SUPPLIED INFORMATION:
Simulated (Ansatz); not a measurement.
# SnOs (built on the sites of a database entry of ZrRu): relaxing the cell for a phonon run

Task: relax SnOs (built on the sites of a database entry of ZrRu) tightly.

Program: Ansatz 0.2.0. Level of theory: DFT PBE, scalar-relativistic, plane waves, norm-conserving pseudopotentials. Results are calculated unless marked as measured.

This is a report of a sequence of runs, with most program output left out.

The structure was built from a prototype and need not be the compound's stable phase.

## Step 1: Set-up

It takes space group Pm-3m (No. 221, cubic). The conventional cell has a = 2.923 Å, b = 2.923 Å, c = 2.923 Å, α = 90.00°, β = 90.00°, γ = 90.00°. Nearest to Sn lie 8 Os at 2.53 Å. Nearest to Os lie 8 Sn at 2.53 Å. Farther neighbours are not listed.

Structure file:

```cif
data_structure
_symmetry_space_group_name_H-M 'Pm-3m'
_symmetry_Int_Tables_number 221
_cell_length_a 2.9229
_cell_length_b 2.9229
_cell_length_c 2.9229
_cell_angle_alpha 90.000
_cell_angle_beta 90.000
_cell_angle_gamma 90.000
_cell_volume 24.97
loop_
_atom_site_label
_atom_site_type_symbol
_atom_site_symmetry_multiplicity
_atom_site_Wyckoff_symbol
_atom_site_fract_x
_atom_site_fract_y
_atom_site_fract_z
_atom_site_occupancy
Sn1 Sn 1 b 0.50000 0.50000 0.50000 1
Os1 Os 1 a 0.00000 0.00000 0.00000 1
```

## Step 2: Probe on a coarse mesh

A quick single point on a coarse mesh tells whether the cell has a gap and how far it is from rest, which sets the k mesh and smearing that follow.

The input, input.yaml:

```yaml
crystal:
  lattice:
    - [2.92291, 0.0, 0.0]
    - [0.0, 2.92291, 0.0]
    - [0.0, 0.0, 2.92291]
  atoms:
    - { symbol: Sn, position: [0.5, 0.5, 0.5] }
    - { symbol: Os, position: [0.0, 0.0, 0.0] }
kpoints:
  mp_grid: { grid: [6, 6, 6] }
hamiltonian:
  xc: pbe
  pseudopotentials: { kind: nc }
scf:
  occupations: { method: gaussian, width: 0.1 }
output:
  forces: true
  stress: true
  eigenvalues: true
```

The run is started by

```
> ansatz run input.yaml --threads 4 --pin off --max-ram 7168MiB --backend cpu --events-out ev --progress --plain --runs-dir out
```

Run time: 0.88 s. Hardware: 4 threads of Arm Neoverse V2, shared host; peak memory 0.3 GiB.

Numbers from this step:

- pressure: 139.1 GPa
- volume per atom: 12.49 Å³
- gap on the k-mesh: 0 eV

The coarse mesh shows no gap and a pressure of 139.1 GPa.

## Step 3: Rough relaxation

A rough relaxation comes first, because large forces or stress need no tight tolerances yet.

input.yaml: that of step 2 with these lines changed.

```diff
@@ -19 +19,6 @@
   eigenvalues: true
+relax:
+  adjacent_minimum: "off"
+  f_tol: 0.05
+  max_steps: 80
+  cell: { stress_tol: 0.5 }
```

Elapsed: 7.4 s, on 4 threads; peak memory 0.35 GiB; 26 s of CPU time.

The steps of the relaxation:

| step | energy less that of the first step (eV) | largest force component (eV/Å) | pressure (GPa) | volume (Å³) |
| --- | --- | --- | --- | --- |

WORK ITEM:
Print, please, the lines from the first line of the material through the line that contains "Task: relax SnOs", exactly as written and with nothing added.

EXERCISE OUTPUT:
Simulated (Ansatz); not a measurement.
# SnOs (built on the sites of a database entry of ZrRu): relaxing the cell for a phonon run

Task: relax SnOs (built on the sites of a database entry of ZrRu) tightly.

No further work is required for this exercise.